=== Source information ===
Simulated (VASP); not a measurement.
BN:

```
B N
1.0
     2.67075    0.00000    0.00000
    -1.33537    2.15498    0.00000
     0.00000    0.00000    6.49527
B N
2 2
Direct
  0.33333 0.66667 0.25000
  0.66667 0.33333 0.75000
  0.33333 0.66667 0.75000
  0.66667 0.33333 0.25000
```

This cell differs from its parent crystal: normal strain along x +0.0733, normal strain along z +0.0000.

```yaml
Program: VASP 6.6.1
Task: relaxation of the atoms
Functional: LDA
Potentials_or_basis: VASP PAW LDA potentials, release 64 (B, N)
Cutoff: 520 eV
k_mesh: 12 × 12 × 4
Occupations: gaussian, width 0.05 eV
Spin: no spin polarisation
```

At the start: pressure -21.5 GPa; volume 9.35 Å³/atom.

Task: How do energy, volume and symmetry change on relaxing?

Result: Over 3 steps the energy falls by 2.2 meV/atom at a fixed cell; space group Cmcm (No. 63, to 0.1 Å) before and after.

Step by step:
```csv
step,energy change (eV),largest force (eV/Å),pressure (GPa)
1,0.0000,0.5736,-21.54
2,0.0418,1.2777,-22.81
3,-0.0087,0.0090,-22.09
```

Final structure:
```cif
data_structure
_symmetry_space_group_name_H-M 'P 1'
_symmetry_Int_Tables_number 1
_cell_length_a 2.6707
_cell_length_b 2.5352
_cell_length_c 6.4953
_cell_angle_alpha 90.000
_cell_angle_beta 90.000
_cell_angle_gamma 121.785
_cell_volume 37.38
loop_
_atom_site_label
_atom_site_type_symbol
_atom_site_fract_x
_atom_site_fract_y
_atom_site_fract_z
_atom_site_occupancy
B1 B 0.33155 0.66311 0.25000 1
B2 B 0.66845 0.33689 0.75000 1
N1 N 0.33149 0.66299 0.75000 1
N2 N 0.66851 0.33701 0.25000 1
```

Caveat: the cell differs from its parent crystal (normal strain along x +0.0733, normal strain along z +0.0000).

=== Work request ===
Repeat the material above exactly, beginning with its first line and ending with the line that holds "Task: How do", and leave out everything else.

=== Answer area ===
Simulated (VASP); not a measurement.
BN:

```
B N
1.0
     2.67075    0.00000    0.00000
    -1.33537    2.15498    0.00000
     0.00000    0.00000    6.49527
B N
2 2
Direct
  0.33333 0.66667 0.25000
  0.66667 0.33333 0.75000
  0.33333 0.66667 0.75000
  0.66667 0.33333 0.25000
```

This cell differs from its parent crystal: normal strain along x +0.0733, normal strain along z +0.0000.

```yaml
Program: VASP 6.6.1
Task: relaxation of the atoms
Functional: LDA
Potentials_or_basis: VASP PAW LDA potentials, release 64 (B, N)
Cutoff: 520 eV
k_mesh: 12 × 12 × 4
Occupations: gaussian, width 0.05 eV
Spin: no spin polarisation
```

At the start: pressure -21.5 GPa; volume 9.35 Å³/atom.

Task: How do energy, volume and symmetry change on relaxing?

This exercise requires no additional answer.